### Work instruction
Take the lines below between the one holding "Runs of VASP" and the one holding "Caveats: some runs", inclusive, and copy them exactly. Add nothing.

BEGIN Source material

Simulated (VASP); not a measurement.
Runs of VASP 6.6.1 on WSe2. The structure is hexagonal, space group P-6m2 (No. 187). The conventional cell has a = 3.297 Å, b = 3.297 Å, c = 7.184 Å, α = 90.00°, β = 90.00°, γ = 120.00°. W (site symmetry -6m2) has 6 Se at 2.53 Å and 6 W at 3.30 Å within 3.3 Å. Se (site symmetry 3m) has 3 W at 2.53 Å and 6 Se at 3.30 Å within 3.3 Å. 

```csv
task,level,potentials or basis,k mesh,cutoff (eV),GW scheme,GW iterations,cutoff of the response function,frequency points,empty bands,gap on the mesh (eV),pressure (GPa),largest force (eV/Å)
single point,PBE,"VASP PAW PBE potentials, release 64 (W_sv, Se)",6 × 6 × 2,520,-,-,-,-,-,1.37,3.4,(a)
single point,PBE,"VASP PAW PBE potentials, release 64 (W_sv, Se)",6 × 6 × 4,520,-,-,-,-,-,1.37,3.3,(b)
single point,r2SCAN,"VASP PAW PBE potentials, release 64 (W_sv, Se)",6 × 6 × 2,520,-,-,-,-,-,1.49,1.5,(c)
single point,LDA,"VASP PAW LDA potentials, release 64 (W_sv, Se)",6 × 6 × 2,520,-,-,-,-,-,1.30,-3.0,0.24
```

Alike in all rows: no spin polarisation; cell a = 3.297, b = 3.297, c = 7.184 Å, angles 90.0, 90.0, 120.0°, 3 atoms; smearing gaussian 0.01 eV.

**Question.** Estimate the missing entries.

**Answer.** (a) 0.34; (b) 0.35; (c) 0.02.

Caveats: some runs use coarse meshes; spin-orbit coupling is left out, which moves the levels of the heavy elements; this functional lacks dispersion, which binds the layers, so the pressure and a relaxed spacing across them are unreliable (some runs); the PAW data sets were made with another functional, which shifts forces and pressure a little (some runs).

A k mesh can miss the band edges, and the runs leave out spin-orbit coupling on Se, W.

END Source material

### Worked solution
Runs of VASP 6.6.1 on WSe2. The structure is hexagonal, space group P-6m2 (No. 187). The conventional cell has a = 3.297 Å, b = 3.297 Å, c = 7.184 Å, α = 90.00°, β = 90.00°, γ = 120.00°. W (site symmetry -6m2) has 6 Se at 2.53 Å and 6 W at 3.30 Å within 3.3 Å. Se (site symmetry 3m) has 3 W at 2.53 Å and 6 Se at 3.30 Å within 3.3 Å. 

```csv
task,level,potentials or basis,k mesh,cutoff (eV),GW scheme,GW iterations,cutoff of the response function,frequency points,empty bands,gap on the mesh (eV),pressure (GPa),largest force (eV/Å)
single point,PBE,"VASP PAW PBE potentials, release 64 (W_sv, Se)",6 × 6 × 2,520,-,-,-,-,-,1.37,3.4,(a)
single point,PBE,"VASP PAW PBE potentials, release 64 (W_sv, Se)",6 × 6 × 4,520,-,-,-,-,-,1.37,3.3,(b)
single point,r2SCAN,"VASP PAW PBE potentials, release 64 (W_sv, Se)",6 × 6 × 2,520,-,-,-,-,-,1.49,1.5,(c)
single point,LDA,"VASP PAW LDA potentials, release 64 (W_sv, Se)",6 × 6 × 2,520,-,-,-,-,-,1.30,-3.0,0.24
```

Alike in all rows: no spin polarisation; cell a = 3.297, b = 3.297, c = 7.184 Å, angles 90.0, 90.0, 120.0°, 3 atoms; smearing gaussian 0.01 eV.

**Question.** Estimate the missing entries.

**Answer.** (a) 0.34; (b) 0.35; (c) 0.02.

Caveats: some runs use coarse meshes; spin-orbit coupling is left out, which moves the levels of the heavy elements; this functional lacks dispersion, which binds the layers, so the pressure and a relaxed spacing across them are unreliable (some runs); the PAW data sets were made with another functional, which shifts forces and pressure a little (some runs).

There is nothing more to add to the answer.